* _Listed records_:
• • • • •

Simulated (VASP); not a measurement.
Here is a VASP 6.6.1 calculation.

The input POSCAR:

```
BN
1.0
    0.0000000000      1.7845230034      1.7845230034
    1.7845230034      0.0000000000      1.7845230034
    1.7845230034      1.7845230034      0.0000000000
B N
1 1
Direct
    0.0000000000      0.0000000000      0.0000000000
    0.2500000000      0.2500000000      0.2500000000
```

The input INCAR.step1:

• • • • •

* _Work order_: From the first line to the last, please write out the entries exactly.

* _Reply_:
Simulated (VASP); not a measurement.
Here is a VASP 6.6.1 calculation.

The input POSCAR:

```
BN
1.0
    0.0000000000      1.7845230034      1.7845230034
    1.7845230034      0.0000000000      1.7845230034
    1.7845230034      1.7845230034      0.0000000000
B N
1 1
Direct
    0.0000000000      0.0000000000      0.0000000000
    0.2500000000      0.2500000000      0.2500000000
```

The input INCAR.step1:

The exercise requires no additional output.